● **DATA FOR REVIEW**:
◇ ◇ ◇
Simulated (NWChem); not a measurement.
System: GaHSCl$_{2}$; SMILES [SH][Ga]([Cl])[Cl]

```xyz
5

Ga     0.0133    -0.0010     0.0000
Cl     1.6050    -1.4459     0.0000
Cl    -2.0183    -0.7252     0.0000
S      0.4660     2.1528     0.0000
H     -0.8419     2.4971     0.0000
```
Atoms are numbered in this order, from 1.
◇ ◇ ◇

● **WORK ITEM**:
Output the entire listing exactly, including each line.

● **EXERCISE RESPONSE**:
Simulated (NWChem); not a measurement.
System: GaHSCl$_{2}$; SMILES [SH][Ga]([Cl])[Cl]

```xyz
5

Ga     0.0133    -0.0010     0.0000
Cl     1.6050    -1.4459     0.0000
Cl    -2.0183    -0.7252     0.0000
S      0.4660     2.1528     0.0000
H     -0.8419     2.4971     0.0000
```
Atoms are numbered in this order, from 1.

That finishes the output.